EXERCISE:
Once the line containing "The fluid at" has been written out, stop; until then, restate each line of the entries below word for word from the first.

[[ ENTRIES SUPPLIED, beginning ]]

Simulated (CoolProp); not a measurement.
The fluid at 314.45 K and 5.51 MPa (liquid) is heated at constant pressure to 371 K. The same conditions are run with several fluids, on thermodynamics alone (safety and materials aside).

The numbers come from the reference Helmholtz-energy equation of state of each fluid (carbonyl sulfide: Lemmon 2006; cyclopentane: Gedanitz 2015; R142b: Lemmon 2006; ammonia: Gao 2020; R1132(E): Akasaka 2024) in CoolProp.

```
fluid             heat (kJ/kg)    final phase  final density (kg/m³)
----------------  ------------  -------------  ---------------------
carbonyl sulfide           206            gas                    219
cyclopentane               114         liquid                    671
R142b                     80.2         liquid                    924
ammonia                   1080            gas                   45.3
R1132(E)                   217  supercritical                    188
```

[[ ENTRIES SUPPLIED, end ]]

TASK RESPONSE:
Simulated (CoolProp); not a measurement.
The fluid at 314.45 K and 5.51 MPa (liquid) is heated at constant pressure to 371 K. The same conditions are run with several fluids, on thermodynamics alone (safety and materials aside).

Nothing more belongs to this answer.